** Assigned task **
Repeat the data that follows, keeping every character intact.

** Supplied data **
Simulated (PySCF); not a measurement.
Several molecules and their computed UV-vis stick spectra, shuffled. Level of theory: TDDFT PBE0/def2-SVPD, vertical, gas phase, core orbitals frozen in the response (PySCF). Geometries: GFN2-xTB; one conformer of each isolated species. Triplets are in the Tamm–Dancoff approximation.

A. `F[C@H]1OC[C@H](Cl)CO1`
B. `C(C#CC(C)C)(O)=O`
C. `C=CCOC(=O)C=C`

** Exercise result **
Simulated (PySCF); not a measurement.
Several molecules and their computed UV-vis stick spectra, shuffled. Level of theory: TDDFT PBE0/def2-SVPD, vertical, gas phase, core orbitals frozen in the response (PySCF). Geometries: GFN2-xTB; one conformer of each isolated species. Triplets are in the Tamm–Dancoff approximation.

A. `F[C@H]1OC[C@H](Cl)CO1`
B. `C(C#CC(C)C)(O)=O`
C. `C=CCOC(=O)C=C`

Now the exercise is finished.